§ Assigned task
Transcription of the full listing is required, character for character.

§ The data
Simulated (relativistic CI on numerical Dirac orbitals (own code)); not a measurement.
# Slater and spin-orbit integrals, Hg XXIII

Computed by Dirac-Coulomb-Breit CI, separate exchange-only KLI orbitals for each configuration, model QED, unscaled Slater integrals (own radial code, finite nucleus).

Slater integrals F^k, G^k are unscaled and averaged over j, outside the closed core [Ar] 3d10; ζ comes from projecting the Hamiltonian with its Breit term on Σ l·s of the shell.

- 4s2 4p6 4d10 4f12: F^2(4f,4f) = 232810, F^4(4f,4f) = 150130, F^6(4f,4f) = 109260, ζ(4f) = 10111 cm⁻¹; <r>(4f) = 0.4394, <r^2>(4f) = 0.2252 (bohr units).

§ Exercise result
Simulated (relativistic CI on numerical Dirac orbitals (own code)); not a measurement.
# Slater and spin-orbit integrals, Hg XXIII

Computed by Dirac-Coulomb-Breit CI, separate exchange-only KLI orbitals for each configuration, model QED, unscaled Slater integrals (own radial code, finite nucleus).

Slater integrals F^k, G^k are unscaled and averaged over j, outside the closed core [Ar] 3d10; ζ comes from projecting the Hamiltonian with its Breit term on Σ l·s of the shell.

- 4s2 4p6 4d10 4f12: F^2(4f,4f) = 232810, F^4(4f,4f) = 150130, F^6(4f,4f) = 109260, ζ(4f) = 10111 cm⁻¹; <r>(4f) = 0.4394, <r^2>(4f) = 0.2252 (bohr units).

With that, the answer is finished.